_Work order:_
Every record below is to be reproduced exactly.

_Extracted information:_
━━━━━━━━━━
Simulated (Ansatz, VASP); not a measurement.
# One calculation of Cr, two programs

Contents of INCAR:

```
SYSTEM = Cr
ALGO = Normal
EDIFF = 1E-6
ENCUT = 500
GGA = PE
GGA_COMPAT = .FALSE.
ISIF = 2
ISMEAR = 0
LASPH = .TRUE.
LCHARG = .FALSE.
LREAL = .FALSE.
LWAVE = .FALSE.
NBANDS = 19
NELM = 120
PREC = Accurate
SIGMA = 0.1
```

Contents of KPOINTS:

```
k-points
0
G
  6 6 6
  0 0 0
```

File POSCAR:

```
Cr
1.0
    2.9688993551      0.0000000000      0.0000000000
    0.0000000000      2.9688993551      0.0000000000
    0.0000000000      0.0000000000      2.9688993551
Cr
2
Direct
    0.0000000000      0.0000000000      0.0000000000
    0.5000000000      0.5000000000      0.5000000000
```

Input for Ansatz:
━━━━━━━━━━

_Reply:_
Simulated (Ansatz, VASP); not a measurement.
# One calculation of Cr, two programs

Contents of INCAR:

```
SYSTEM = Cr
ALGO = Normal
EDIFF = 1E-6
ENCUT = 500
GGA = PE
GGA_COMPAT = .FALSE.
ISIF = 2
ISMEAR = 0
LASPH = .TRUE.
LCHARG = .FALSE.
LREAL = .FALSE.
LWAVE = .FALSE.
NBANDS = 19
NELM = 120
PREC = Accurate
SIGMA = 0.1
```

Contents of KPOINTS:

```
k-points
0
G
  6 6 6
  0 0 0
```

File POSCAR:

```
Cr
1.0
    2.9688993551      0.0000000000      0.0000000000
    0.0000000000      2.9688993551      0.0000000000
    0.0000000000      0.0000000000      2.9688993551
Cr
2
Direct
    0.0000000000      0.0000000000      0.0000000000
    0.5000000000      0.5000000000      0.5000000000
```

Input for Ansatz:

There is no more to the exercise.